| EXTRACTED ENTRIES |
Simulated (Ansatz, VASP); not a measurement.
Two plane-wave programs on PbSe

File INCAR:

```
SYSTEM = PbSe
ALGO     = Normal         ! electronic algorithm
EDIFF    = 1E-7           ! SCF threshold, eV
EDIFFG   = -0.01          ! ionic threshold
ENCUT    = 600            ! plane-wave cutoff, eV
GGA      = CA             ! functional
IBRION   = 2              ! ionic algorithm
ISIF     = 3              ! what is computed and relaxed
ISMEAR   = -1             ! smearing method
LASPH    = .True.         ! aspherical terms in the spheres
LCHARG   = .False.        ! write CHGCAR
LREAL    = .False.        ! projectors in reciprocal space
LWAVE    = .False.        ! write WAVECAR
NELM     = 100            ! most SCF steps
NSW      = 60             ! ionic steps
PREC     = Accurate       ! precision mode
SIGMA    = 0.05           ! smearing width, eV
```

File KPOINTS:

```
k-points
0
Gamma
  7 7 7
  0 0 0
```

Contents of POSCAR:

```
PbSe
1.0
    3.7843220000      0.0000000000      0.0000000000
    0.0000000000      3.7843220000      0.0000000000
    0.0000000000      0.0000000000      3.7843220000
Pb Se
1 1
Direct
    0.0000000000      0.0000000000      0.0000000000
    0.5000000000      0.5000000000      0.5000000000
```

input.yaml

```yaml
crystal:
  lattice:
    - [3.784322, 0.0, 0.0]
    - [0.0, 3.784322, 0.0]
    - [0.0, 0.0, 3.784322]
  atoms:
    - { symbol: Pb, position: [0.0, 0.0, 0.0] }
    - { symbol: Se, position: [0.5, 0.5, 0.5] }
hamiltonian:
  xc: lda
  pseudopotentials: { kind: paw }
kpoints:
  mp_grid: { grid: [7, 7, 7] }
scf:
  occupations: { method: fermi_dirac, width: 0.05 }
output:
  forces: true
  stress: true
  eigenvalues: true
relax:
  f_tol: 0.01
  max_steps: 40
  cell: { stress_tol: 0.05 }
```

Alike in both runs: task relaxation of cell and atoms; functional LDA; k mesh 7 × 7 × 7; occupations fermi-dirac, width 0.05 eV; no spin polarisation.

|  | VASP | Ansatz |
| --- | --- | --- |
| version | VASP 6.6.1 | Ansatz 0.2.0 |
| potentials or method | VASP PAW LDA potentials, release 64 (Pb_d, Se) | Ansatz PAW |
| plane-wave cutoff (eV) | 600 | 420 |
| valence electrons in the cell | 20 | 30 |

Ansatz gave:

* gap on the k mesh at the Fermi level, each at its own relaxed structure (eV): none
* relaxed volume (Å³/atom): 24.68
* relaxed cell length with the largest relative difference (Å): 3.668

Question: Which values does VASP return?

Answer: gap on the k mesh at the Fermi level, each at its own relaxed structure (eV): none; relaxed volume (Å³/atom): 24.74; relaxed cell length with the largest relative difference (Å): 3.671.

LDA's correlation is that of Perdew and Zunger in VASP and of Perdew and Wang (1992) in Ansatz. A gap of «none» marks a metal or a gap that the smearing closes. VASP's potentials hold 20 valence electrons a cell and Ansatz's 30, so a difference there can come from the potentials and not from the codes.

| BRIEF |
In the answer, the lines from the first line of the data above through the line containing "Ansatz 0.2.0 |" must appear exactly as written, with nothing else.

| YOUR SOLUTION |
Simulated (Ansatz, VASP); not a measurement.
Two plane-wave programs on PbSe

File INCAR:

```
SYSTEM = PbSe
ALGO     = Normal         ! electronic algorithm
EDIFF    = 1E-7           ! SCF threshold, eV
EDIFFG   = -0.01          ! ionic threshold
ENCUT    = 600            ! plane-wave cutoff, eV
GGA      = CA             ! functional
IBRION   = 2              ! ionic algorithm
ISIF     = 3              ! what is computed and relaxed
ISMEAR   = -1             ! smearing method
LASPH    = .True.         ! aspherical terms in the spheres
LCHARG   = .False.        ! write CHGCAR
LREAL    = .False.        ! projectors in reciprocal space
LWAVE    = .False.        ! write WAVECAR
NELM     = 100            ! most SCF steps
NSW      = 60             ! ionic steps
PREC     = Accurate       ! precision mode
SIGMA    = 0.05           ! smearing width, eV
```

File KPOINTS:

```
k-points
0
Gamma
  7 7 7
  0 0 0
```

Contents of POSCAR:

```
PbSe
1.0
    3.7843220000      0.0000000000      0.0000000000
    0.0000000000      3.7843220000      0.0000000000
    0.0000000000      0.0000000000      3.7843220000
Pb Se
1 1
Direct
    0.0000000000      0.0000000000      0.0000000000
    0.5000000000      0.5000000000      0.5000000000
```

input.yaml

```yaml
crystal:
  lattice:
    - [3.784322, 0.0, 0.0]
    - [0.0, 3.784322, 0.0]
    - [0.0, 0.0, 3.784322]
  atoms:
    - { symbol: Pb, position: [0.0, 0.0, 0.0] }
    - { symbol: Se, position: [0.5, 0.5, 0.5] }
hamiltonian:
  xc: lda
  pseudopotentials: { kind: paw }
kpoints:
  mp_grid: { grid: [7, 7, 7] }
scf:
  occupations: { method: fermi_dirac, width: 0.05 }
output:
  forces: true
  stress: true
  eigenvalues: true
relax:
  f_tol: 0.01
  max_steps: 40
  cell: { stress_tol: 0.05 }
```

Alike in both runs: task relaxation of cell and atoms; functional LDA; k mesh 7 × 7 × 7; occupations fermi-dirac, width 0.05 eV; no spin polarisation.

|  | VASP | Ansatz |
| --- | --- | --- |
| version | VASP 6.6.1 | Ansatz 0.2.0 |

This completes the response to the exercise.